#### [Extracted information]
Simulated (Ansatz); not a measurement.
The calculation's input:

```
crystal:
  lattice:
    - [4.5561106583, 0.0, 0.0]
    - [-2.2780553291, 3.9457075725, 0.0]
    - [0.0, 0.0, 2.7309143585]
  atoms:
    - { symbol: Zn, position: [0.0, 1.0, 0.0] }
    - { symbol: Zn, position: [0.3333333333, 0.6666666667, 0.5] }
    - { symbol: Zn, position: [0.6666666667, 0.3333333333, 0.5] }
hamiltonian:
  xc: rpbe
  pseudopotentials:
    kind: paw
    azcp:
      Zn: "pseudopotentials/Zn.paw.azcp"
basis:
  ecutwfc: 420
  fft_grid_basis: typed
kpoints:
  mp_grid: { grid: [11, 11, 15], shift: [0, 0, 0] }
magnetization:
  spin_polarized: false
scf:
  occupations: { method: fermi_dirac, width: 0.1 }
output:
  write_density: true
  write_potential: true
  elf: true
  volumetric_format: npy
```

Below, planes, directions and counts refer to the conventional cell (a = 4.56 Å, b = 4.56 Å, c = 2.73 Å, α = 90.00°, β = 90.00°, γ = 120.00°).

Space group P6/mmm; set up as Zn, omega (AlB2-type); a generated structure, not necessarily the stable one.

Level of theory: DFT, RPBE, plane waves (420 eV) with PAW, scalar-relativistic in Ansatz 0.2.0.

#### [Assignment]
Could you print the material above once more, exactly as it stands?

#### [Answer space]
Simulated (Ansatz); not a measurement.
The calculation's input:

```
crystal:
  lattice:
    - [4.5561106583, 0.0, 0.0]
    - [-2.2780553291, 3.9457075725, 0.0]
    - [0.0, 0.0, 2.7309143585]
  atoms:
    - { symbol: Zn, position: [0.0, 1.0, 0.0] }
    - { symbol: Zn, position: [0.3333333333, 0.6666666667, 0.5] }
    - { symbol: Zn, position: [0.6666666667, 0.3333333333, 0.5] }
hamiltonian:
  xc: rpbe
  pseudopotentials:
    kind: paw
    azcp:
      Zn: "pseudopotentials/Zn.paw.azcp"
basis:
  ecutwfc: 420
  fft_grid_basis: typed
kpoints:
  mp_grid: { grid: [11, 11, 15], shift: [0, 0, 0] }
magnetization:
  spin_polarized: false
scf:
  occupations: { method: fermi_dirac, width: 0.1 }
output:
  write_density: true
  write_potential: true
  elf: true
  volumetric_format: npy
```

Below, planes, directions and counts refer to the conventional cell (a = 4.56 Å, b = 4.56 Å, c = 2.73 Å, α = 90.00°, β = 90.00°, γ = 120.00°).

Space group P6/mmm; set up as Zn, omega (AlB2-type); a generated structure, not necessarily the stable one.

Level of theory: DFT, RPBE, plane waves (420 eV) with PAW, scalar-relativistic in Ansatz 0.2.0.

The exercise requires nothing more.